Assigned task => Nothing less than an exact copy of all the records is required.

====== Source information ======

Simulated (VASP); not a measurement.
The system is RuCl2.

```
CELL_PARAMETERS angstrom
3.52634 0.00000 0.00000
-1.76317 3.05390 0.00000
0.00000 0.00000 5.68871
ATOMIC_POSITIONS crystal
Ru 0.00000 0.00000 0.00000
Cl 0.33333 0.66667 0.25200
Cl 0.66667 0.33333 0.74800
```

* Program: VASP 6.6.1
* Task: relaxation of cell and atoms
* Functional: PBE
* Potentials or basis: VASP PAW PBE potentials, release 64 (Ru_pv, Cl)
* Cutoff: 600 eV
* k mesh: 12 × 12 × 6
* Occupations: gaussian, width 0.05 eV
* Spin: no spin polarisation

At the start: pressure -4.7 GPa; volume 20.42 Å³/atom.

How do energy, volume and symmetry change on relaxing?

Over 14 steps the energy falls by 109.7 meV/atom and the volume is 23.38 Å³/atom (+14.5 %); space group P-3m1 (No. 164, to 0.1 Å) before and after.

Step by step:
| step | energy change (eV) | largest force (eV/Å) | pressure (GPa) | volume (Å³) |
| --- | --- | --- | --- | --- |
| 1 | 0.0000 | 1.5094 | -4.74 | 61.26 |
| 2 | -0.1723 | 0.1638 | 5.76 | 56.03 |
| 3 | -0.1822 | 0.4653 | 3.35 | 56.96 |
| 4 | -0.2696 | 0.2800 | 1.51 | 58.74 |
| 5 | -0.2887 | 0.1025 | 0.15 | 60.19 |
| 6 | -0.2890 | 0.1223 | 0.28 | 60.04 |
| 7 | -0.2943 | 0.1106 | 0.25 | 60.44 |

======

Result =>
Simulated (VASP); not a measurement.
The system is RuCl2.

```
CELL_PARAMETERS angstrom
3.52634 0.00000 0.00000
-1.76317 3.05390 0.00000
0.00000 0.00000 5.68871
ATOMIC_POSITIONS crystal
Ru 0.00000 0.00000 0.00000
Cl 0.33333 0.66667 0.25200
Cl 0.66667 0.33333 0.74800
```

* Program: VASP 6.6.1
* Task: relaxation of cell and atoms
* Functional: PBE
* Potentials or basis: VASP PAW PBE potentials, release 64 (Ru_pv, Cl)
* Cutoff: 600 eV
* k mesh: 12 × 12 × 6
* Occupations: gaussian, width 0.05 eV
* Spin: no spin polarisation

At the start: pressure -4.7 GPa; volume 20.42 Å³/atom.

How do energy, volume and symmetry change on relaxing?

Over 14 steps the energy falls by 109.7 meV/atom and the volume is 23.38 Å³/atom (+14.5 %); space group P-3m1 (No. 164, to 0.1 Å) before and after.

Step by step:
| step | energy change (eV) | largest force (eV/Å) | pressure (GPa) | volume (Å³) |
| --- | --- | --- | --- | --- |
| 1 | 0.0000 | 1.5094 | -4.74 | 61.26 |
| 2 | -0.1723 | 0.1638 | 5.76 | 56.03 |
| 3 | -0.1822 | 0.4653 | 3.35 | 56.96 |
| 4 | -0.2696 | 0.2800 | 1.51 | 58.74 |
| 5 | -0.2887 | 0.1025 | 0.15 | 60.19 |
| 6 | -0.2890 | 0.1223 | 0.28 | 60.04 |
| 7 | -0.2943 | 0.1106 | 0.25 | 60.44 |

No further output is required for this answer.